• [Extracted entries]:

* * * * * * *

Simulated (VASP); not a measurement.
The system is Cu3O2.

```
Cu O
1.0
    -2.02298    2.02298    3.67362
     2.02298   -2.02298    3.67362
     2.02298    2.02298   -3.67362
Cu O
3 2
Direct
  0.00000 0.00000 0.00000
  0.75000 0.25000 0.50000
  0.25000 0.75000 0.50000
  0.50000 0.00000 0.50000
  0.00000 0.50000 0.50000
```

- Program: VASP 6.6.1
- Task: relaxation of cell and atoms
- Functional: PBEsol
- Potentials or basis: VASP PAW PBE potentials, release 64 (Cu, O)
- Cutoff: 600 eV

* * * * * * *

• [Activity]:
From the first line to the last, transcribe the data exactly.

• [Task solution]:
Simulated (VASP); not a measurement.
The system is Cu3O2.

```
Cu O
1.0
    -2.02298    2.02298    3.67362
     2.02298   -2.02298    3.67362
     2.02298    2.02298   -3.67362
Cu O
3 2
Direct
  0.00000 0.00000 0.00000
  0.75000 0.25000 0.50000
  0.25000 0.75000 0.50000
  0.50000 0.00000 0.50000
  0.00000 0.50000 0.50000
```

- Program: VASP 6.6.1
- Task: relaxation of cell and atoms
- Functional: PBEsol
- Potentials or basis: VASP PAW PBE potentials, release 64 (Cu, O)
- Cutoff: 600 eV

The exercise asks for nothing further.